Task item:
A word-for-word repetition of the records beneath this task is the expected answer.

%%

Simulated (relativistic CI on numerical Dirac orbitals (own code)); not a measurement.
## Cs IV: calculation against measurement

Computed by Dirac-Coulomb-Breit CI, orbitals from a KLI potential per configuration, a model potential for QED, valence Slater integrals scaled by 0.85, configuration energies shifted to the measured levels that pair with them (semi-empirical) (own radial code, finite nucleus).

%%

Expected answer:
Simulated (relativistic CI on numerical Dirac orbitals (own code)); not a measurement.
## Cs IV: calculation against measurement

Computed by Dirac-Coulomb-Breit CI, orbitals from a KLI potential per configuration, a model potential for QED, valence Slater integrals scaled by 0.85, configuration energies shifted to the measured levels that pair with them (semi-empirical) (own radial code, finite nucleus).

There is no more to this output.